=== Task item ===
Exactly reproduce the data from its first line through the line with "22.633 | 23.48 |", leaving out every line after it.

=== Extracted data ===
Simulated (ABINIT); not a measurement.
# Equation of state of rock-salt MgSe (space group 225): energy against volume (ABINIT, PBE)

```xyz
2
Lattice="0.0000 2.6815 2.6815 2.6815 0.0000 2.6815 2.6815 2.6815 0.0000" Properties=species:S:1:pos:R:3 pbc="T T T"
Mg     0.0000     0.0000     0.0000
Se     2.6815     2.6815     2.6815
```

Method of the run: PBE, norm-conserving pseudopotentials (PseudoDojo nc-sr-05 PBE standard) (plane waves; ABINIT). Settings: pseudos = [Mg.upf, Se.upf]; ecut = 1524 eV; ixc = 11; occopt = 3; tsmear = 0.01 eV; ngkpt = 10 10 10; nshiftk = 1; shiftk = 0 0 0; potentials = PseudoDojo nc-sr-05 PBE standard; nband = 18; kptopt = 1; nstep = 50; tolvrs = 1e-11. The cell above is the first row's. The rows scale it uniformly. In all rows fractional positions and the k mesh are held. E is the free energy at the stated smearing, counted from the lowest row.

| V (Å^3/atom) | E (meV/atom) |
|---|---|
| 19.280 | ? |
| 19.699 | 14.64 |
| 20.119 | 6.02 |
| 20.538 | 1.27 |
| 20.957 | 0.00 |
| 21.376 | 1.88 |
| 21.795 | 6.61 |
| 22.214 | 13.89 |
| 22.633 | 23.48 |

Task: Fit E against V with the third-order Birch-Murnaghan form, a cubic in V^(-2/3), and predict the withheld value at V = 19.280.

=== Exercise answer ===
Simulated (ABINIT); not a measurement.
# Equation of state of rock-salt MgSe (space group 225): energy against volume (ABINIT, PBE)

```xyz
2
Lattice="0.0000 2.6815 2.6815 2.6815 0.0000 2.6815 2.6815 2.6815 0.0000" Properties=species:S:1:pos:R:3 pbc="T T T"
Mg     0.0000     0.0000     0.0000
Se     2.6815     2.6815     2.6815
```

Method of the run: PBE, norm-conserving pseudopotentials (PseudoDojo nc-sr-05 PBE standard) (plane waves; ABINIT). Settings: pseudos = [Mg.upf, Se.upf]; ecut = 1524 eV; ixc = 11; occopt = 3; tsmear = 0.01 eV; ngkpt = 10 10 10; nshiftk = 1; shiftk = 0 0 0; potentials = PseudoDojo nc-sr-05 PBE standard; nband = 18; kptopt = 1; nstep = 50; tolvrs = 1e-11. The cell above is the first row's. The rows scale it uniformly. In all rows fractional positions and the k mesh are held. E is the free energy at the stated smearing, counted from the lowest row.

| V (Å^3/atom) | E (meV/atom) |
|---|---|
| 19.280 | ? |
| 19.699 | 14.64 |
| 20.119 | 6.02 |
| 20.538 | 1.27 |
| 20.957 | 0.00 |
| 21.376 | 1.88 |
| 21.795 | 6.61 |
| 22.214 | 13.89 |
| 22.633 | 23.48 |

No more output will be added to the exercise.